▸ **Exercise**
What follows is a set of records; give them all back exactly.

○ ○ ○ ○ ○

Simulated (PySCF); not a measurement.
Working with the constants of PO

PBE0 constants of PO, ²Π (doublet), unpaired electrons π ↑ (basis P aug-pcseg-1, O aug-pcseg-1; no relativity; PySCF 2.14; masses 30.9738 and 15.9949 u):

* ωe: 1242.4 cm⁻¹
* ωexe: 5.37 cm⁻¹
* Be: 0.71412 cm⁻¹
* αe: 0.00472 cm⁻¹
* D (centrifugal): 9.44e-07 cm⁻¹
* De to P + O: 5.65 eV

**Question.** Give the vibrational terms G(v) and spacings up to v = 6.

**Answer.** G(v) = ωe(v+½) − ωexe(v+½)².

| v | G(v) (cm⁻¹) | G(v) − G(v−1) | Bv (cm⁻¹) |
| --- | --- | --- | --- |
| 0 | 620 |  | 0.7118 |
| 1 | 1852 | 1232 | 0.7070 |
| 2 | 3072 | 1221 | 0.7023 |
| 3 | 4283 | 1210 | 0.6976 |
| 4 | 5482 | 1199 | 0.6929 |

○ ○ ○ ○ ○

▸ **Answer space**
Simulated (PySCF); not a measurement.
Working with the constants of PO

PBE0 constants of PO, ²Π (doublet), unpaired electrons π ↑ (basis P aug-pcseg-1, O aug-pcseg-1; no relativity; PySCF 2.14; masses 30.9738 and 15.9949 u):

* ωe: 1242.4 cm⁻¹
* ωexe: 5.37 cm⁻¹
* Be: 0.71412 cm⁻¹
* αe: 0.00472 cm⁻¹
* D (centrifugal): 9.44e-07 cm⁻¹
* De to P + O: 5.65 eV

**Question.** Give the vibrational terms G(v) and spacings up to v = 6.

**Answer.** G(v) = ωe(v+½) − ωexe(v+½)².

| v | G(v) (cm⁻¹) | G(v) − G(v−1) | Bv (cm⁻¹) |
| --- | --- | --- | --- |
| 0 | 620 |  | 0.7118 |
| 1 | 1852 | 1232 | 0.7070 |
| 2 | 3072 | 1221 | 0.7023 |
| 3 | 4283 | 1210 | 0.6976 |
| 4 | 5482 | 1199 | 0.6929 |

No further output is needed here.